=== Exercise ===
Set down exactly, from the records below, the line with "# Low determinants" through the line with "Computed with an", and nothing else.

═══ Records supplied ═══

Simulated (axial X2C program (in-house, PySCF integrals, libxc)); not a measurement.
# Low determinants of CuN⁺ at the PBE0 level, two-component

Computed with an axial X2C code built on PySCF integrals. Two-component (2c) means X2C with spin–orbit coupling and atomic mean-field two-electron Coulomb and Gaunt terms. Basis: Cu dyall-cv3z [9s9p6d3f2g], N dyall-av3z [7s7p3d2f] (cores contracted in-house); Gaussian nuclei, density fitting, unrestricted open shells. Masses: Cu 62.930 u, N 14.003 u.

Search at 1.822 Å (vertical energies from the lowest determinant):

═══

=== Task solution ===
# Low determinants of CuN⁺ at the PBE0 level, two-component

Computed with an axial X2C code built on PySCF integrals. Two-component (2c) means X2C with spin–orbit coupling and atomic mean-field two-electron Coulomb and Gaunt terms. Basis: Cu dyall-cv3z [9s9p6d3f2g], N dyall-av3z [7s7p3d2f] (cores contracted in-house); Gaussian nuclei, density fitting, unrestricted open shells. Masses: Cu 62.930 u, N 14.003 u.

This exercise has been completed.